### BRIEF:
Extract exactly those lines that lie between the start of the material and the line with "the atoms go?", including both boundary lines and no others.

### RECORDED DATA:
Content starts

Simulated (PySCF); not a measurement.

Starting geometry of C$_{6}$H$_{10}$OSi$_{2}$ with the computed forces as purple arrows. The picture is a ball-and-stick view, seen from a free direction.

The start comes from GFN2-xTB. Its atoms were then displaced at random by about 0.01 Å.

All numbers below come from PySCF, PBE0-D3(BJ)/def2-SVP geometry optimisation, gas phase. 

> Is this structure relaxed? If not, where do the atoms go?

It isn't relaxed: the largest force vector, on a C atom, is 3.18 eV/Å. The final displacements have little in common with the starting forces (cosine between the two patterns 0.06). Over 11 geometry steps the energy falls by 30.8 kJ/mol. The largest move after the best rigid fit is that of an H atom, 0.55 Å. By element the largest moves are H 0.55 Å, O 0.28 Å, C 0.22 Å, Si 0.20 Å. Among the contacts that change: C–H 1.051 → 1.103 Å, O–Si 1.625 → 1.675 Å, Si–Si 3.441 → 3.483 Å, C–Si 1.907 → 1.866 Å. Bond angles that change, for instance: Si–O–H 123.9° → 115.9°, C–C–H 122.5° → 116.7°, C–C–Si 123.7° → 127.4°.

Content ends

### RESPONSE AREA:
Simulated (PySCF); not a measurement.

Starting geometry of C$_{6}$H$_{10}$OSi$_{2}$ with the computed forces as purple arrows. The picture is a ball-and-stick view, seen from a free direction.

The start comes from GFN2-xTB. Its atoms were then displaced at random by about 0.01 Å.

All numbers below come from PySCF, PBE0-D3(BJ)/def2-SVP geometry optimisation, gas phase. 

> Is this structure relaxed? If not, where do the atoms go?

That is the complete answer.